**Source information**
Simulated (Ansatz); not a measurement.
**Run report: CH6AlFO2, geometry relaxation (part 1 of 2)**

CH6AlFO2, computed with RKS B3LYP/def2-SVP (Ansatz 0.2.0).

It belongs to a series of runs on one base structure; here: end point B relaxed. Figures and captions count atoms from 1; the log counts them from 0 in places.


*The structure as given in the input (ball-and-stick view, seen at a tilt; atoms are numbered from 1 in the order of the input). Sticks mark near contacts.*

**Work task**
The task calls for every line of the material to be reproduced precisely.

**Exercise solution**
Simulated (Ansatz); not a measurement.
**Run report: CH6AlFO2, geometry relaxation (part 1 of 2)**

CH6AlFO2, computed with RKS B3LYP/def2-SVP (Ansatz 0.2.0).

It belongs to a series of runs on one base structure; here: end point B relaxed. Figures and captions count atoms from 1; the log counts them from 0 in places.


*The structure as given in the input (ball-and-stick view, seen at a tilt; atoms are numbered from 1 in the order of the input). Sticks mark near contacts.*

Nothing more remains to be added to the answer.